===

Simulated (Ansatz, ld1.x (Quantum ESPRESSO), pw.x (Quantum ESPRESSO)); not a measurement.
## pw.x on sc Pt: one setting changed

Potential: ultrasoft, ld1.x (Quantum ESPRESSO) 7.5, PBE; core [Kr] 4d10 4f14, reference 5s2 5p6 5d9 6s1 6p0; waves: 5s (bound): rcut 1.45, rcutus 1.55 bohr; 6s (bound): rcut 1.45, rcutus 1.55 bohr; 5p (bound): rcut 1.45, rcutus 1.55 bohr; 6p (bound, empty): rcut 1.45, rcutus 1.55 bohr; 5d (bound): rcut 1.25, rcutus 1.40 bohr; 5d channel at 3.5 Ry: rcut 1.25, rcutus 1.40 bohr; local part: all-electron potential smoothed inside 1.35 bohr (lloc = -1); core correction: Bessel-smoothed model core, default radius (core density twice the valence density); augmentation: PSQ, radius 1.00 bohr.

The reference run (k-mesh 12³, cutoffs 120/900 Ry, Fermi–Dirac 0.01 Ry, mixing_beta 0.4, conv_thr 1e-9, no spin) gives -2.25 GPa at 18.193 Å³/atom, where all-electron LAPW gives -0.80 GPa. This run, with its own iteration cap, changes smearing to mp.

===

Assigned task: If a line falls between the first line of the data above and the line holding "## pw.x on sc Pt: one setting changed", inclusive, retype it exactly; retype no other line.

Exercise solution:
Simulated (Ansatz, ld1.x (Quantum ESPRESSO), pw.x (Quantum ESPRESSO)); not a measurement.
## pw.x on sc Pt: one setting changed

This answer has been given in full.